Each record below should be printed exactly as it was written.

********************
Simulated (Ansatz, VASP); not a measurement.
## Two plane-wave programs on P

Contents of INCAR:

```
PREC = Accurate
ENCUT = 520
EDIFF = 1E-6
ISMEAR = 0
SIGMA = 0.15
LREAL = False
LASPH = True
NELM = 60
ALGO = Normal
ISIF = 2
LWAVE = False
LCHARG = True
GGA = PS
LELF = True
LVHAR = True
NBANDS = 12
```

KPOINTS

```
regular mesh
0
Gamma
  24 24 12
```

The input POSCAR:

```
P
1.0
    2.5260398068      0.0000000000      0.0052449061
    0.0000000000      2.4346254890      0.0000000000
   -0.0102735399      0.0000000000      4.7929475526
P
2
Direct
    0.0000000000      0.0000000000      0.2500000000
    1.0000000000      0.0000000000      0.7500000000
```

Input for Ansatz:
********************

- _Reply_:
Simulated (Ansatz, VASP); not a measurement.
## Two plane-wave programs on P

Contents of INCAR:

```
PREC = Accurate
ENCUT = 520
EDIFF = 1E-6
ISMEAR = 0
SIGMA = 0.15
LREAL = False
LASPH = True
NELM = 60
ALGO = Normal
ISIF = 2
LWAVE = False
LCHARG = True
GGA = PS
LELF = True
LVHAR = True
NBANDS = 12
```

KPOINTS

```
regular mesh
0
Gamma
  24 24 12
```

The input POSCAR:

```
P
1.0
    2.5260398068      0.0000000000      0.0052449061
    0.0000000000      2.4346254890      0.0000000000
   -0.0102735399      0.0000000000      4.7929475526
P
2
Direct
    0.0000000000      0.0000000000      0.2500000000
    1.0000000000      0.0000000000      0.7500000000
```

Input for Ansatz:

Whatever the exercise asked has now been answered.